*** Opening Provided records ***
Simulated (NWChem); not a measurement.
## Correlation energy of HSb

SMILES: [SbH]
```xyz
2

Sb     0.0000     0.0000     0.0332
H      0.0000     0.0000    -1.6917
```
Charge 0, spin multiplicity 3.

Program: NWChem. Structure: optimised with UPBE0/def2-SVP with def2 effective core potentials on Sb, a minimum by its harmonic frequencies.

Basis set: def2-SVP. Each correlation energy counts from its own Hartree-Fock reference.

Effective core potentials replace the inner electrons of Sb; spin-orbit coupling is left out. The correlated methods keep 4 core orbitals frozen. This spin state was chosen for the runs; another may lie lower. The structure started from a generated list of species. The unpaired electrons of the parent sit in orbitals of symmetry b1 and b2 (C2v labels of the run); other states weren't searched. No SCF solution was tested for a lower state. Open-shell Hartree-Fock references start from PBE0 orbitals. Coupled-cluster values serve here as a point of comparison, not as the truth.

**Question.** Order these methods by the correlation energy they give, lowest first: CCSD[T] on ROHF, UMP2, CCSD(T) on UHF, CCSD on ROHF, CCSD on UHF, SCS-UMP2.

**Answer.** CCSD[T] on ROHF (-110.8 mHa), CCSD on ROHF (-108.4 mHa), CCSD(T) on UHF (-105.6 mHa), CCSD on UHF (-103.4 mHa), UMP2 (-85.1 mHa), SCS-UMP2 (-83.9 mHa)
*** Closing Provided records ***

-- Assignment --
The entries above must be returned exactly.

-- Written response --
Simulated (NWChem); not a measurement.
## Correlation energy of HSb

SMILES: [SbH]
```xyz
2

Sb     0.0000     0.0000     0.0332
H      0.0000     0.0000    -1.6917
```
Charge 0, spin multiplicity 3.

Program: NWChem. Structure: optimised with UPBE0/def2-SVP with def2 effective core potentials on Sb, a minimum by its harmonic frequencies.

Basis set: def2-SVP. Each correlation energy counts from its own Hartree-Fock reference.

Effective core potentials replace the inner electrons of Sb; spin-orbit coupling is left out. The correlated methods keep 4 core orbitals frozen. This spin state was chosen for the runs; another may lie lower. The structure started from a generated list of species. The unpaired electrons of the parent sit in orbitals of symmetry b1 and b2 (C2v labels of the run); other states weren't searched. No SCF solution was tested for a lower state. Open-shell Hartree-Fock references start from PBE0 orbitals. Coupled-cluster values serve here as a point of comparison, not as the truth.

**Question.** Order these methods by the correlation energy they give, lowest first: CCSD[T] on ROHF, UMP2, CCSD(T) on UHF, CCSD on ROHF, CCSD on UHF, SCS-UMP2.

**Answer.** CCSD[T] on ROHF (-110.8 mHa), CCSD on ROHF (-108.4 mHa), CCSD(T) on UHF (-105.6 mHa), CCSD on UHF (-103.4 mHa), UMP2 (-85.1 mHa), SCS-UMP2 (-83.9 mHa)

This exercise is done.